◆ WORK ITEM
Return the records exactly, from the first line through the "It took 50 s" line.

┄┄┄┄┄┄┄┄┄┄
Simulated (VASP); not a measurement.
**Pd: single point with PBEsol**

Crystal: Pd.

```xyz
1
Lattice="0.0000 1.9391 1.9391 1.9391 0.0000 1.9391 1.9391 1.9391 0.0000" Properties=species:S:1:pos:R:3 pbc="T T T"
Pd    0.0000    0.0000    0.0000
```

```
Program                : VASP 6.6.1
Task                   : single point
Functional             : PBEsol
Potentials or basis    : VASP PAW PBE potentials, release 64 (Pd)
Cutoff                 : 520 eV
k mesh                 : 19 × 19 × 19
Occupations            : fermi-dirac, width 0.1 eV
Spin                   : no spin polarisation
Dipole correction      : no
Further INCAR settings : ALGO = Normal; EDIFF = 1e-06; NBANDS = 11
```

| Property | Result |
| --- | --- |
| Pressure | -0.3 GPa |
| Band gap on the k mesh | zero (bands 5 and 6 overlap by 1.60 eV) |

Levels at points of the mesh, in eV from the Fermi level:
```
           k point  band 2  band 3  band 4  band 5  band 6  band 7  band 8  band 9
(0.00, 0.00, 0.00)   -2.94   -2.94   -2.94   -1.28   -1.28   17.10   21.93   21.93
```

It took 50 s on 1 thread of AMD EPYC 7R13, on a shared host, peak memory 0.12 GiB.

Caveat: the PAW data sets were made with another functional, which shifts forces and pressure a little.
┄┄┄┄┄┄┄┄┄┄

◆ TASK OUTPUT
Simulated (VASP); not a measurement.
**Pd: single point with PBEsol**

Crystal: Pd.

```xyz
1
Lattice="0.0000 1.9391 1.9391 1.9391 0.0000 1.9391 1.9391 1.9391 0.0000" Properties=species:S:1:pos:R:3 pbc="T T T"
Pd    0.0000    0.0000    0.0000
```

```
Program                : VASP 6.6.1
Task                   : single point
Functional             : PBEsol
Potentials or basis    : VASP PAW PBE potentials, release 64 (Pd)
Cutoff                 : 520 eV
k mesh                 : 19 × 19 × 19
Occupations            : fermi-dirac, width 0.1 eV
Spin                   : no spin polarisation
Dipole correction      : no
Further INCAR settings : ALGO = Normal; EDIFF = 1e-06; NBANDS = 11
```

| Property | Result |
| --- | --- |
| Pressure | -0.3 GPa |
| Band gap on the k mesh | zero (bands 5 and 6 overlap by 1.60 eV) |

Levels at points of the mesh, in eV from the Fermi level:
```
           k point  band 2  band 3  band 4  band 5  band 6  band 7  band 8  band 9
(0.00, 0.00, 0.00)   -2.94   -2.94   -2.94   -1.28   -1.28   17.10   21.93   21.93
```

It took 50 s on 1 thread of AMD EPYC 7R13, on a shared host, peak memory 0.12 GiB.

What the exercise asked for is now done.